[[ EXCERPTED RECORDS, beginning ]]

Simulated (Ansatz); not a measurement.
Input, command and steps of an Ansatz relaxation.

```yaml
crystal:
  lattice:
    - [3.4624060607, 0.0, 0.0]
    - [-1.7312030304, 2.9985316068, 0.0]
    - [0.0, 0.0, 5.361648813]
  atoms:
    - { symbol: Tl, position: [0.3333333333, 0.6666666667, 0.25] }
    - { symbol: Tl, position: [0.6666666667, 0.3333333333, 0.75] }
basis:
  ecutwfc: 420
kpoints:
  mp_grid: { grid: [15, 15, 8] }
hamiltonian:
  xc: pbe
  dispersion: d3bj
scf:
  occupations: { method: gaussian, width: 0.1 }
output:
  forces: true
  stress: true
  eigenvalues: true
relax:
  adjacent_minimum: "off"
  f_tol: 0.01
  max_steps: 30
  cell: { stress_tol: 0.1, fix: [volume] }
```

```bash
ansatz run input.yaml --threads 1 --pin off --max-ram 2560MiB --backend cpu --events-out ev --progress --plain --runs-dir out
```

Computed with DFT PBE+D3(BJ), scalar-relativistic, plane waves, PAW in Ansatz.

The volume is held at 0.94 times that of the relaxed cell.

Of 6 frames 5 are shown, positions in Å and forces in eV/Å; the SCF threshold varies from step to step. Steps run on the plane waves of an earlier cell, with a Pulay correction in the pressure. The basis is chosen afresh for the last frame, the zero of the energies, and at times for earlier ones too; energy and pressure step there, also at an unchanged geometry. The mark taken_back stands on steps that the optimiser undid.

[[ EXCERPTED RECORDS, end ]]

**REQUIREMENT:**
Extract, please, the lines from the start of the entries above through the one with "The volume is", both included, reproducing each exactly and adding nothing.

**TASK RESULT:**
Simulated (Ansatz); not a measurement.
Input, command and steps of an Ansatz relaxation.

```yaml
crystal:
  lattice:
    - [3.4624060607, 0.0, 0.0]
    - [-1.7312030304, 2.9985316068, 0.0]
    - [0.0, 0.0, 5.361648813]
  atoms:
    - { symbol: Tl, position: [0.3333333333, 0.6666666667, 0.25] }
    - { symbol: Tl, position: [0.6666666667, 0.3333333333, 0.75] }
basis:
  ecutwfc: 420
kpoints:
  mp_grid: { grid: [15, 15, 8] }
hamiltonian:
  xc: pbe
  dispersion: d3bj
scf:
  occupations: { method: gaussian, width: 0.1 }
output:
  forces: true
  stress: true
  eigenvalues: true
relax:
  adjacent_minimum: "off"
  f_tol: 0.01
  max_steps: 30
  cell: { stress_tol: 0.1, fix: [volume] }
```

```bash
ansatz run input.yaml --threads 1 --pin off --max-ram 2560MiB --backend cpu --events-out ev --progress --plain --runs-dir out
```

Computed with DFT PBE+D3(BJ), scalar-relativistic, plane waves, PAW in Ansatz.

The volume is held at 0.94 times that of the relaxed cell.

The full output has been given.